All of the data must be retyped exactly, with nothing left out.

**ENTRIES SUPPLIED:**
%%
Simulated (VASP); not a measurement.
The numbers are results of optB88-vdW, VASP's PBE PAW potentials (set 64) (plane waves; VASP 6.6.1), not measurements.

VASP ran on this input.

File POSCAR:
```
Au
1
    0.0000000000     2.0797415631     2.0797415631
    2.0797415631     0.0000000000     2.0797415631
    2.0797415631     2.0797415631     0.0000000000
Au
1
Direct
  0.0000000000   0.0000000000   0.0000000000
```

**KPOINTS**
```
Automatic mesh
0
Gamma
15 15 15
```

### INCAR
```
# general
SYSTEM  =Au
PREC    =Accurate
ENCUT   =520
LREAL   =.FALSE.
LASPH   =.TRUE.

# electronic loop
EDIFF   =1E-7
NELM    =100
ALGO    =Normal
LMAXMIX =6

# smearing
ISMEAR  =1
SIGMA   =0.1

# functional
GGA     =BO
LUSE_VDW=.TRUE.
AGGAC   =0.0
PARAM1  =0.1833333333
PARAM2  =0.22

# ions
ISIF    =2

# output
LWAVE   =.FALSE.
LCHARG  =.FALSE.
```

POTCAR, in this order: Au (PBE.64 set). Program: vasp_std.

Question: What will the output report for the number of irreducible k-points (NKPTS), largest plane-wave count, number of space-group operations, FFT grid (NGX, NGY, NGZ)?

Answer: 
%%

**TASK SOLUTION:**
Simulated (VASP); not a measurement.
The numbers are results of optB88-vdW, VASP's PBE PAW potentials (set 64) (plane waves; VASP 6.6.1), not measurements.

VASP ran on this input.

File POSCAR:
```
Au
1
    0.0000000000     2.0797415631     2.0797415631
    2.0797415631     0.0000000000     2.0797415631
    2.0797415631     2.0797415631     0.0000000000
Au
1
Direct
  0.0000000000   0.0000000000   0.0000000000
```

**KPOINTS**
```
Automatic mesh
0
Gamma
15 15 15
```

### INCAR
```
# general
SYSTEM  =Au
PREC    =Accurate
ENCUT   =520
LREAL   =.FALSE.
LASPH   =.TRUE.

# electronic loop
EDIFF   =1E-7
NELM    =100
ALGO    =Normal
LMAXMIX =6

# smearing
ISMEAR  =1
SIGMA   =0.1

# functional
GGA     =BO
LUSE_VDW=.TRUE.
AGGAC   =0.0
PARAM1  =0.1833333333
PARAM2  =0.22

# ions
ISIF    =2

# output
LWAVE   =.FALSE.
LCHARG  =.FALSE.
```

POTCAR, in this order: Au (PBE.64 set). Program: vasp_std.

Question: What will the output report for the number of irreducible k-points (NKPTS), largest plane-wave count, number of space-group operations, FFT grid (NGX, NGY, NGZ)?

Answer: 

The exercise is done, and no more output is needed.